_Work item_
Copy the records below word for word. Stop after the line that contains "Experimental background.".

_Extracted data_
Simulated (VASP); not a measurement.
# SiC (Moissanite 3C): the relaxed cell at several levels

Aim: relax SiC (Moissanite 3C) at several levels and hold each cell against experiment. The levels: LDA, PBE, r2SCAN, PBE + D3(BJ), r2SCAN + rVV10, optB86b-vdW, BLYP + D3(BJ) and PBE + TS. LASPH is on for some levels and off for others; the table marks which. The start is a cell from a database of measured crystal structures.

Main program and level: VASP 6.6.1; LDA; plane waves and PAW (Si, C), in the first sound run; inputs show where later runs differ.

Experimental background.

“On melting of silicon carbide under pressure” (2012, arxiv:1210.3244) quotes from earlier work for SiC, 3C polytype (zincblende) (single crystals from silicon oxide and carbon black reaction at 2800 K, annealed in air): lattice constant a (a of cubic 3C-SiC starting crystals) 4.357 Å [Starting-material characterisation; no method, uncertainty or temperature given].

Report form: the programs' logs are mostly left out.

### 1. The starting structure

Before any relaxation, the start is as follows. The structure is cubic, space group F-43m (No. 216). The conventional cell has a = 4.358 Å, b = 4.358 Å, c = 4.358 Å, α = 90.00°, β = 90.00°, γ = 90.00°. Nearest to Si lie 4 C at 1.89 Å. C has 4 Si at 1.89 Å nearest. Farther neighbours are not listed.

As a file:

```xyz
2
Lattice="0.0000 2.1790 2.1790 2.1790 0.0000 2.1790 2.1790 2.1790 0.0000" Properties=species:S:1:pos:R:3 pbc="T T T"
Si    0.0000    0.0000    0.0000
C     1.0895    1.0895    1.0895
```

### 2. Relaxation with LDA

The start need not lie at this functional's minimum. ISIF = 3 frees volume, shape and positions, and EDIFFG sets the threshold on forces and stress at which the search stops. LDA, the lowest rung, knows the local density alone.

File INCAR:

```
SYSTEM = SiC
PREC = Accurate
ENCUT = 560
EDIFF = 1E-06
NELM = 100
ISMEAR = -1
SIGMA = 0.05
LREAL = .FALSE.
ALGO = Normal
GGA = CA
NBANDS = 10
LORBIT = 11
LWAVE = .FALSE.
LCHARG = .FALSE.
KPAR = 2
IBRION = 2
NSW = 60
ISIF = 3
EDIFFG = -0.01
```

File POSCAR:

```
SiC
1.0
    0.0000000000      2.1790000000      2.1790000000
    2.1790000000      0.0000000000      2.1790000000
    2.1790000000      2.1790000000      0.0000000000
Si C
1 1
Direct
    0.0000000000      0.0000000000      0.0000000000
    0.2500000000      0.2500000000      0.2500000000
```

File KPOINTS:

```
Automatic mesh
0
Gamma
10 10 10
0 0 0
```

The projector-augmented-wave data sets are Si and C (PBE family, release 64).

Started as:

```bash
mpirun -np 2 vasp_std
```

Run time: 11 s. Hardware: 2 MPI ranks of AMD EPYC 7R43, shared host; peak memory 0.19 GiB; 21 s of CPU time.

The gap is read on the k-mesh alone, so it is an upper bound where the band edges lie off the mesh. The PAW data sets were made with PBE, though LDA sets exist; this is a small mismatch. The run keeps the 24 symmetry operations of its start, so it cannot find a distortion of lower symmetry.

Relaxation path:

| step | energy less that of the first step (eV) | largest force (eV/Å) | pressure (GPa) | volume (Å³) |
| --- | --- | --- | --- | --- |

_Exercise result_
Simulated (VASP); not a measurement.
# SiC (Moissanite 3C): the relaxed cell at several levels

Aim: relax SiC (Moissanite 3C) at several levels and hold each cell against experiment. The levels: LDA, PBE, r2SCAN, PBE + D3(BJ), r2SCAN + rVV10, optB86b-vdW, BLYP + D3(BJ) and PBE + TS. LASPH is on for some levels and off for others; the table marks which. The start is a cell from a database of measured crystal structures.

Main program and level: VASP 6.6.1; LDA; plane waves and PAW (Si, C), in the first sound run; inputs show where later runs differ.

Experimental background.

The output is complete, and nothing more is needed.